──────── Supplied data ────────

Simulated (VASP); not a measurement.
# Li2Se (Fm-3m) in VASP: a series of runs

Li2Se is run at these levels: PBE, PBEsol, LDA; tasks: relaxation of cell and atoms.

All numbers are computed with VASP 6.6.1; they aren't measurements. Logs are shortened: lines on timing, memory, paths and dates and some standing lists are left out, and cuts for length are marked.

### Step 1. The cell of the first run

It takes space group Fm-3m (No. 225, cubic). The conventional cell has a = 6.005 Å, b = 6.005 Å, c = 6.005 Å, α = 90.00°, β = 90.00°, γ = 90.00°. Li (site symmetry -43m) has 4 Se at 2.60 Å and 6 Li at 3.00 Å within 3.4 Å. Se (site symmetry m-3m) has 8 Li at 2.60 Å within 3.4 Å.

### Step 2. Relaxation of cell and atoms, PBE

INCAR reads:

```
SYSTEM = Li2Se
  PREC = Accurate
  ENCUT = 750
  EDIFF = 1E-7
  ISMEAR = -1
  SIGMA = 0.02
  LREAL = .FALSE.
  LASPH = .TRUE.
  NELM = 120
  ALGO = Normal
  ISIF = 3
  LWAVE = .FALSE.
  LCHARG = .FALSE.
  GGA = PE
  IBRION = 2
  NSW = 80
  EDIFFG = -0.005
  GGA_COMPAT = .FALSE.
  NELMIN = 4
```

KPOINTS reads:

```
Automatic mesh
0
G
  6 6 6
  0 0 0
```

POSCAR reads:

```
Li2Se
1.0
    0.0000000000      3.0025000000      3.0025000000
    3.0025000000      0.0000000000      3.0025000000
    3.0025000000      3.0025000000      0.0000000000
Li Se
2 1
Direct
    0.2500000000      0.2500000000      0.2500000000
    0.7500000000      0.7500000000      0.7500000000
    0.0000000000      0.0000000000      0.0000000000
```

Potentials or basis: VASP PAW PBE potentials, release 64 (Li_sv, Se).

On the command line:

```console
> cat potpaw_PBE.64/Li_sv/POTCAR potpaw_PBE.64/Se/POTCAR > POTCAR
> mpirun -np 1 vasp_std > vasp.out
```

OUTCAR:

────────

__Brief__
Reproduce only the lines from the top of the material through the one bearing "### Step 1. The cell of the first run", each exactly as it stands.

__Exercise response__
Simulated (VASP); not a measurement.
# Li2Se (Fm-3m) in VASP: a series of runs

Li2Se is run at these levels: PBE, PBEsol, LDA; tasks: relaxation of cell and atoms.

All numbers are computed with VASP 6.6.1; they aren't measurements. Logs are shortened: lines on timing, memory, paths and dates and some standing lists are left out, and cuts for length are marked.

### Step 1. The cell of the first run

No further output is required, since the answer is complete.